- [Data listing]
Content starts

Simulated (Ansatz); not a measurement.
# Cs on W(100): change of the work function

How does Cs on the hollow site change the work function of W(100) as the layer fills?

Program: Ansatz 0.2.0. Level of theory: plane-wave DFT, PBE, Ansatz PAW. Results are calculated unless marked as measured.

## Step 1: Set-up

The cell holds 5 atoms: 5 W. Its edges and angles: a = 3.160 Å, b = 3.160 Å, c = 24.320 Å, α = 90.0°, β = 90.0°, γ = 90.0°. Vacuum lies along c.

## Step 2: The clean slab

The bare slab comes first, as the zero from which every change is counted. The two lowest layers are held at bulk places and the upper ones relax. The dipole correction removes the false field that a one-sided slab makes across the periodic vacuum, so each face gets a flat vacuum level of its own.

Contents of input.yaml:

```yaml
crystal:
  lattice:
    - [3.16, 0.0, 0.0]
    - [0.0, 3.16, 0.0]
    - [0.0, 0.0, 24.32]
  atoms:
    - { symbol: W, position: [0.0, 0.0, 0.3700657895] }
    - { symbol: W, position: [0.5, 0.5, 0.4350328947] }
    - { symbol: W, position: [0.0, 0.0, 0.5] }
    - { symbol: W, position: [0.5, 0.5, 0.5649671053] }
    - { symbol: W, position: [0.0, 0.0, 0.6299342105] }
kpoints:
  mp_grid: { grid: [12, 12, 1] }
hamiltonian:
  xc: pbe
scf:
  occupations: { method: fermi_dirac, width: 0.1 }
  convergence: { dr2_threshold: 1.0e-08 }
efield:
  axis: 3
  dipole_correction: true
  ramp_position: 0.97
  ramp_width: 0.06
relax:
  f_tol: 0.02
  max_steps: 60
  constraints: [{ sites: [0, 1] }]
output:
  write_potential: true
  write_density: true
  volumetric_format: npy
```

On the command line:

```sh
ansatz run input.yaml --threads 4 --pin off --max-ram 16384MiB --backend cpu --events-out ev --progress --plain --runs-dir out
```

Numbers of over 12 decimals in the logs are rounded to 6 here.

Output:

Content ends

- [Work item] The answer is the lines above between the line holding "Program: Ansatz 0.2.0." and the line holding "## Step 2: The clean slab", inclusive, each written out exactly, and no others.

- [Task response]
Program: Ansatz 0.2.0. Level of theory: plane-wave DFT, PBE, Ansatz PAW. Results are calculated unless marked as measured.

## Step 1: Set-up

The cell holds 5 atoms: 5 W. Its edges and angles: a = 3.160 Å, b = 3.160 Å, c = 24.320 Å, α = 90.0°, β = 90.0°, γ = 90.0°. Vacuum lies along c.

## Step 2: The clean slab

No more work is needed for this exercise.